=== Section Start ===

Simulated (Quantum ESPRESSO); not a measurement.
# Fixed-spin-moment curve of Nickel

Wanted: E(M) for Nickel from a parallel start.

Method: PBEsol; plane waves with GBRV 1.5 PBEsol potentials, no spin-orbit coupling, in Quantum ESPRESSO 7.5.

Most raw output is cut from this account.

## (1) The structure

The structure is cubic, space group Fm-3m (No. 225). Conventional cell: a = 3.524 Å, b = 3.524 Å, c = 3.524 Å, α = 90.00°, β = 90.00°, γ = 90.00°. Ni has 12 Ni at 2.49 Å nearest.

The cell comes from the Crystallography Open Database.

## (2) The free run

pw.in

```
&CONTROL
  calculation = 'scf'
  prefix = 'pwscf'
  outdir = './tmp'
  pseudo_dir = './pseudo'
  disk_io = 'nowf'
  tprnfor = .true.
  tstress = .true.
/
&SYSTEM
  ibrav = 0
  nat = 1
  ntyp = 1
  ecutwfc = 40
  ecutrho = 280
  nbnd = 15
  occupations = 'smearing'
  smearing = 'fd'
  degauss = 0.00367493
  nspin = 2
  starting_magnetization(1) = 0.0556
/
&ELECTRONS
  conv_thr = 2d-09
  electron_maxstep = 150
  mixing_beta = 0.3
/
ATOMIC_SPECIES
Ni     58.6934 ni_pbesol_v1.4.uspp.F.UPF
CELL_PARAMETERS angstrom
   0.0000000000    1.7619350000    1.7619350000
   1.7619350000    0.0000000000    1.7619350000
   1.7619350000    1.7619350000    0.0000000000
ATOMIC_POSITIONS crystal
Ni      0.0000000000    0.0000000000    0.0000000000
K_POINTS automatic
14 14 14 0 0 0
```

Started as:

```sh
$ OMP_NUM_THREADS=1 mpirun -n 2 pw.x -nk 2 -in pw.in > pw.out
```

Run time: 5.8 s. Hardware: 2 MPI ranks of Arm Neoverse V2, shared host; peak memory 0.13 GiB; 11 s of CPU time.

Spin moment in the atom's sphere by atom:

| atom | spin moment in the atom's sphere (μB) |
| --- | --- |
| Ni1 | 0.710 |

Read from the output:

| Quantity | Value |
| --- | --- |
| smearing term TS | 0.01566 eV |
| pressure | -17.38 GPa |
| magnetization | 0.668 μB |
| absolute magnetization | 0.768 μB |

=== Section End ===

Brief. Using only the listing above, restate exactly the lines from the line containing "0.01566 eV |" through the line containing "magnetization | 0.668 μB |", both included.

Exercise answer.
| smearing term TS | 0.01566 eV |
| pressure | -17.38 GPa |
| magnetization | 0.668 μB |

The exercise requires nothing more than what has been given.